+---+

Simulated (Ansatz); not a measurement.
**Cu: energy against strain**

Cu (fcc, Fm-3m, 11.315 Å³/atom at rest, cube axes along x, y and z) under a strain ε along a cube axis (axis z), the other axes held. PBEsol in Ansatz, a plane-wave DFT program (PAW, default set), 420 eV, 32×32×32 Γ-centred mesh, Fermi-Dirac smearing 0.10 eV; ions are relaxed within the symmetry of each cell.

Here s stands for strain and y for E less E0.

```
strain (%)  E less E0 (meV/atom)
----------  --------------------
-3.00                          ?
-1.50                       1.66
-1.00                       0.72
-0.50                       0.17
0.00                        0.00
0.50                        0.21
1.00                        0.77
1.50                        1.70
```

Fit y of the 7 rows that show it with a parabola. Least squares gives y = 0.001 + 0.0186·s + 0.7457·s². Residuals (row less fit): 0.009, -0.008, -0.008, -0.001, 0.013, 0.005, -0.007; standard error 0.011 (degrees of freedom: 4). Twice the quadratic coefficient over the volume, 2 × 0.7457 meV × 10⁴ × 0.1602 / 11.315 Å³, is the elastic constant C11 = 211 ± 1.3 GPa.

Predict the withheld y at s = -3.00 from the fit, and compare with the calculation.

+---+

Assignment →
What you return must match the data above character for character.

Solution →
Simulated (Ansatz); not a measurement.
**Cu: energy against strain**

Cu (fcc, Fm-3m, 11.315 Å³/atom at rest, cube axes along x, y and z) under a strain ε along a cube axis (axis z), the other axes held. PBEsol in Ansatz, a plane-wave DFT program (PAW, default set), 420 eV, 32×32×32 Γ-centred mesh, Fermi-Dirac smearing 0.10 eV; ions are relaxed within the symmetry of each cell.

Here s stands for strain and y for E less E0.

```
strain (%)  E less E0 (meV/atom)
----------  --------------------
-3.00                          ?
-1.50                       1.66
-1.00                       0.72
-0.50                       0.17
0.00                        0.00
0.50                        0.21
1.00                        0.77
1.50                        1.70
```

Fit y of the 7 rows that show it with a parabola. Least squares gives y = 0.001 + 0.0186·s + 0.7457·s². Residuals (row less fit): 0.009, -0.008, -0.008, -0.001, 0.013, 0.005, -0.007; standard error 0.011 (degrees of freedom: 4). Twice the quadratic coefficient over the volume, 2 × 0.7457 meV × 10⁴ × 0.1602 / 11.315 Å³, is the elastic constant C11 = 211 ± 1.3 GPa.

Predict the withheld y at s = -3.00 from the fit, and compare with the calculation.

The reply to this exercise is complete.